RECORDS SHOWN:
==========
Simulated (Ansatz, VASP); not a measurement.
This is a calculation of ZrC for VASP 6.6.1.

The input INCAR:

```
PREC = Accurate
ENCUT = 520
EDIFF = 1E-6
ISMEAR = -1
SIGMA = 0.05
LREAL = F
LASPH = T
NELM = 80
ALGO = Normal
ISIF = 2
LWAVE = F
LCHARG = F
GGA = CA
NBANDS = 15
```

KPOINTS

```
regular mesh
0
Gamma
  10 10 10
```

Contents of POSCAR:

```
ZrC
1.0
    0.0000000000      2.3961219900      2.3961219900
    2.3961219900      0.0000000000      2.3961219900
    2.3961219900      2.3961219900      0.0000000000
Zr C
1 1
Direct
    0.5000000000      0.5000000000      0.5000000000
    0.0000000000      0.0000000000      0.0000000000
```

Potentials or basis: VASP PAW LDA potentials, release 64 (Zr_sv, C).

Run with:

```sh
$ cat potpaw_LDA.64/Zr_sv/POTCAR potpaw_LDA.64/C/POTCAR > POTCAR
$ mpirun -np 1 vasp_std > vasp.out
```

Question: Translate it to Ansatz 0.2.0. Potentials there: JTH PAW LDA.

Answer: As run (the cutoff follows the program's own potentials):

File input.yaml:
==========

REQUIRED ACTION: Retype all of the material, keeping each line exact.

EXPECTED ANSWER:
Simulated (Ansatz, VASP); not a measurement.
This is a calculation of ZrC for VASP 6.6.1.

The input INCAR:

```
PREC = Accurate
ENCUT = 520
EDIFF = 1E-6
ISMEAR = -1
SIGMA = 0.05
LREAL = F
LASPH = T
NELM = 80
ALGO = Normal
ISIF = 2
LWAVE = F
LCHARG = F
GGA = CA
NBANDS = 15
```

KPOINTS

```
regular mesh
0
Gamma
  10 10 10
```

Contents of POSCAR:

```
ZrC
1.0
    0.0000000000      2.3961219900      2.3961219900
    2.3961219900      0.0000000000      2.3961219900
    2.3961219900      2.3961219900      0.0000000000
Zr C
1 1
Direct
    0.5000000000      0.5000000000      0.5000000000
    0.0000000000      0.0000000000      0.0000000000
```

Potentials or basis: VASP PAW LDA potentials, release 64 (Zr_sv, C).

Run with:

```sh
$ cat potpaw_LDA.64/Zr_sv/POTCAR potpaw_LDA.64/C/POTCAR > POTCAR
$ mpirun -np 1 vasp_std > vasp.out
```

Question: Translate it to Ansatz 0.2.0. Potentials there: JTH PAW LDA.

Answer: As run (the cutoff follows the program's own potentials):

File input.yaml:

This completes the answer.